» **WORK ORDER**
Reproduce the listing verbatim through the line with "CdI2 (CdI2 type)**".

» **ENTRIES SHOWN**
-*-*-

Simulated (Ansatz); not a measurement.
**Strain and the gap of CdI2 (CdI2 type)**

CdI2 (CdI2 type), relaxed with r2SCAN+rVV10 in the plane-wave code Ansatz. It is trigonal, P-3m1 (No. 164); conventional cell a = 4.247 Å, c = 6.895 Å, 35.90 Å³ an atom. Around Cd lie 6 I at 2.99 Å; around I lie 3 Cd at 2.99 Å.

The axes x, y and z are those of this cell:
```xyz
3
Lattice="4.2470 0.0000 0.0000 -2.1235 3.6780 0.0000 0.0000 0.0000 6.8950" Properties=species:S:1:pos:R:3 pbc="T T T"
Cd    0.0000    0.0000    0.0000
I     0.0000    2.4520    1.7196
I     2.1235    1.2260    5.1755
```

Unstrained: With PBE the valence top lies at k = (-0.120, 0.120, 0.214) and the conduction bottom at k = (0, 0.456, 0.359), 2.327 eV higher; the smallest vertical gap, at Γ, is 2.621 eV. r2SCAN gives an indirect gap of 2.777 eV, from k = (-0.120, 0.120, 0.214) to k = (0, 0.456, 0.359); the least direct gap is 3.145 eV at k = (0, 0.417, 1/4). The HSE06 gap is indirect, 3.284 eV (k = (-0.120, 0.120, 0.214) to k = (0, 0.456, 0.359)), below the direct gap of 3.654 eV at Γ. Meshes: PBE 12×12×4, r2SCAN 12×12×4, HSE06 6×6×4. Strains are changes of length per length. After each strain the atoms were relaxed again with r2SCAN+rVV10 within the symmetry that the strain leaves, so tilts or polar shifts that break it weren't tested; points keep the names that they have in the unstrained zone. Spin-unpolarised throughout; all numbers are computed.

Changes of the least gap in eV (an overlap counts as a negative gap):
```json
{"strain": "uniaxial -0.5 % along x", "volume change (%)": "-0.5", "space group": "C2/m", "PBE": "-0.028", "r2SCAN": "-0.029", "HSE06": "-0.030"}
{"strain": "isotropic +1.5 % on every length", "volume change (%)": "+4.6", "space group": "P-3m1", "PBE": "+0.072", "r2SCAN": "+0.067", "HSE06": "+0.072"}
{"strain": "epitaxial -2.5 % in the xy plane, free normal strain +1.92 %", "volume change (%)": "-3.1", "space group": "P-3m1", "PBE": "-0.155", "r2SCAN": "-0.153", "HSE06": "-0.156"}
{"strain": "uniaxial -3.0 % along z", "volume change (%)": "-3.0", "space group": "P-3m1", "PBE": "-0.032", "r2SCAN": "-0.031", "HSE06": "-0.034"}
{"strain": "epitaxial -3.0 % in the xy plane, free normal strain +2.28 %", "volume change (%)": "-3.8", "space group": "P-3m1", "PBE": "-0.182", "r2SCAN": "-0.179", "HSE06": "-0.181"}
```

-*-*-

» **EXPECTED ANSWER**
Simulated (Ansatz); not a measurement.
**Strain and the gap of CdI2 (CdI2 type)**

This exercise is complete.